Each record below should be repeated precisely as written.

===============

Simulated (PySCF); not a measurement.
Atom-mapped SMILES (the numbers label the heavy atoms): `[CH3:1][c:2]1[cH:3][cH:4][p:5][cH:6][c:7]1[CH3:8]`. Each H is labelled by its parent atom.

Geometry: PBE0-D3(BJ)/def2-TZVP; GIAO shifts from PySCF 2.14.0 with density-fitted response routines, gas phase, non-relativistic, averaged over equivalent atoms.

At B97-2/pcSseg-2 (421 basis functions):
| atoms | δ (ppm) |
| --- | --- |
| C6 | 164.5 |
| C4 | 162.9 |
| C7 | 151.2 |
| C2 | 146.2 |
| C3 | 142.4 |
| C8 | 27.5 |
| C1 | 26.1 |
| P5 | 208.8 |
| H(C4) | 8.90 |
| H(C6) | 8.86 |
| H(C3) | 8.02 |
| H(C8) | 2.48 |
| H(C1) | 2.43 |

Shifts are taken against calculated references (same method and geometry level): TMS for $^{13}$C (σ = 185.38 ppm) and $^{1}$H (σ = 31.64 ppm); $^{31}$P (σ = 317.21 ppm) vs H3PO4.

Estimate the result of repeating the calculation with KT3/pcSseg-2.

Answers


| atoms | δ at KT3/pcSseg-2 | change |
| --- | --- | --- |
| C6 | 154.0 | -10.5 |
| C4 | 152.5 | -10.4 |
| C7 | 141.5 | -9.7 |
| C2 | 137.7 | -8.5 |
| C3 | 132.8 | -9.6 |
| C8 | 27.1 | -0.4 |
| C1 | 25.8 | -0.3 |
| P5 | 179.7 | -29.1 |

===============

## Result
Simulated (PySCF); not a measurement.
Atom-mapped SMILES (the numbers label the heavy atoms): `[CH3:1][c:2]1[cH:3][cH:4][p:5][cH:6][c:7]1[CH3:8]`. Each H is labelled by its parent atom.

Geometry: PBE0-D3(BJ)/def2-TZVP; GIAO shifts from PySCF 2.14.0 with density-fitted response routines, gas phase, non-relativistic, averaged over equivalent atoms.

At B97-2/pcSseg-2 (421 basis functions):
| atoms | δ (ppm) |
| --- | --- |
| C6 | 164.5 |
| C4 | 162.9 |
| C7 | 151.2 |
| C2 | 146.2 |
| C3 | 142.4 |
| C8 | 27.5 |
| C1 | 26.1 |
| P5 | 208.8 |
| H(C4) | 8.90 |
| H(C6) | 8.86 |
| H(C3) | 8.02 |
| H(C8) | 2.48 |
| H(C1) | 2.43 |

Shifts are taken against calculated references (same method and geometry level): TMS for $^{13}$C (σ = 185.38 ppm) and $^{1}$H (σ = 31.64 ppm); $^{31}$P (σ = 317.21 ppm) vs H3PO4.

Estimate the result of repeating the calculation with KT3/pcSseg-2.

Answers


| atoms | δ at KT3/pcSseg-2 | change |
| --- | --- | --- |
| C6 | 154.0 | -10.5 |
| C4 | 152.5 | -10.4 |
| C7 | 141.5 | -9.7 |
| C2 | 137.7 | -8.5 |
| C3 | 132.8 | -9.6 |
| C8 | 27.1 | -0.4 |
| C1 | 25.8 | -0.3 |
| P5 | 179.7 | -29.1 |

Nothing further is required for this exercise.